□ □ □ □ □ □ □
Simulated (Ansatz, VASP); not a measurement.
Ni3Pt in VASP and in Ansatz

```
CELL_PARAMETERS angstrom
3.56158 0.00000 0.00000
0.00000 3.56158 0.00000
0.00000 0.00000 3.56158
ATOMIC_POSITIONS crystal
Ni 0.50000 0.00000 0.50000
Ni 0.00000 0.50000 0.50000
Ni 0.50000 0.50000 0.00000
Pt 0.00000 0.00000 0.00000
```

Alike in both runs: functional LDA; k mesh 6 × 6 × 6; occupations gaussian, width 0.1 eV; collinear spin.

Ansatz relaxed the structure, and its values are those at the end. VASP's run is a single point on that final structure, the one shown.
□ □ □ □ □ □ □

Activity: Reproduce the listing above exactly.

Answer area:
Simulated (Ansatz, VASP); not a measurement.
Ni3Pt in VASP and in Ansatz

```
CELL_PARAMETERS angstrom
3.56158 0.00000 0.00000
0.00000 3.56158 0.00000
0.00000 0.00000 3.56158
ATOMIC_POSITIONS crystal
Ni 0.50000 0.00000 0.50000
Ni 0.00000 0.50000 0.50000
Ni 0.50000 0.50000 0.00000
Pt 0.00000 0.00000 0.00000
```

Alike in both runs: functional LDA; k mesh 6 × 6 × 6; occupations gaussian, width 0.1 eV; collinear spin.

Ansatz relaxed the structure, and its values are those at the end. VASP's run is a single point on that final structure, the one shown.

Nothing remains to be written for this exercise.